**WORK ITEM**:
Once you reach the line that holds "4.040 | 2.490 |" in the listing below, output it and every line after it through the line that holds "The run converged.", word for word.

**** PROVIDED RECORDS ****

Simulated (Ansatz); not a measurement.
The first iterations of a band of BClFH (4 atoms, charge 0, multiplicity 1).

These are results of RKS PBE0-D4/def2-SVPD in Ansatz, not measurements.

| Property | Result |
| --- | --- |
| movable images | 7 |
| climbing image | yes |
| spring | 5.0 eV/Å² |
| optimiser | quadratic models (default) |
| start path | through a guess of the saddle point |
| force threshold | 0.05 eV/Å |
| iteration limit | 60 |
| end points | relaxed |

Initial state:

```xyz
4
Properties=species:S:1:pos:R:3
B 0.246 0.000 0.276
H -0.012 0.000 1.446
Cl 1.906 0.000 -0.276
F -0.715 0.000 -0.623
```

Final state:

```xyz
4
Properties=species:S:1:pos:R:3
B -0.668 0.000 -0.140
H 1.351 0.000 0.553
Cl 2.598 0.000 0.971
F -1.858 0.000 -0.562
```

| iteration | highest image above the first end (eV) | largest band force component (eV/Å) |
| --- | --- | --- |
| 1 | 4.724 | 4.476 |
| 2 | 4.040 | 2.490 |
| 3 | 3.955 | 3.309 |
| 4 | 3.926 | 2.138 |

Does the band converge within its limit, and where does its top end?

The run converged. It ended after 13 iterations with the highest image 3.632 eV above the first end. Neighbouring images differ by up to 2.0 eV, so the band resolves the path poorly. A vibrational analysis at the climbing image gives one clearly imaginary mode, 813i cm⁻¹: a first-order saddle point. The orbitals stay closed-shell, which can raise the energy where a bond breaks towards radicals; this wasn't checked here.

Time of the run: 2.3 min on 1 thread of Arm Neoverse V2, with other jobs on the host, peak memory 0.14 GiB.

****

**ANSWER SPACE**:
| 2 | 4.040 | 2.490 |
| 3 | 3.955 | 3.309 |
| 4 | 3.926 | 2.138 |

Does the band converge within its limit, and where does its top end?

The run converged. It ended after 13 iterations with the highest image 3.632 eV above the first end. Neighbouring images differ by up to 2.0 eV, so the band resolves the path poorly. A vibrational analysis at the climbing image gives one clearly imaginary mode, 813i cm⁻¹: a first-order saddle point. The orbitals stay closed-shell, which can raise the energy where a bond breaks towards radicals; this wasn't checked here.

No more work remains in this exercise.